### Action item
After finding the line containing "- Pressure: -0.8 GPa" below, please output that line and each following one through the line containing "- Dispersion energy per atom: -0.219 eV", exactly as written.

### Source information
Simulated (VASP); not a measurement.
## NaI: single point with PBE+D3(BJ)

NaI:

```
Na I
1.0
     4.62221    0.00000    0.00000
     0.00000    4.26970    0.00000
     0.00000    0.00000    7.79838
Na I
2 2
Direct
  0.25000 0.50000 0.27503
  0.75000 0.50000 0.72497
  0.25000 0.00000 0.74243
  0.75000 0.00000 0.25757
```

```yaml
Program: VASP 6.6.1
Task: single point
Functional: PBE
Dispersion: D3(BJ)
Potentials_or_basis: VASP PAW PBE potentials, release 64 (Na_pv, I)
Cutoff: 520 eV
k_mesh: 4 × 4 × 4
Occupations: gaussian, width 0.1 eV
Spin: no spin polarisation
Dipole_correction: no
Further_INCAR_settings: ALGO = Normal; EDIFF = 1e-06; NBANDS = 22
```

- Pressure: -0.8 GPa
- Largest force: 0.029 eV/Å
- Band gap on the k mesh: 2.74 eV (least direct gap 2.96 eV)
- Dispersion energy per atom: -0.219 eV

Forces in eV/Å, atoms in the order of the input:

### Solution
- Pressure: -0.8 GPa
- Largest force: 0.029 eV/Å
- Band gap on the k mesh: 2.74 eV (least direct gap 2.96 eV)
- Dispersion energy per atom: -0.219 eV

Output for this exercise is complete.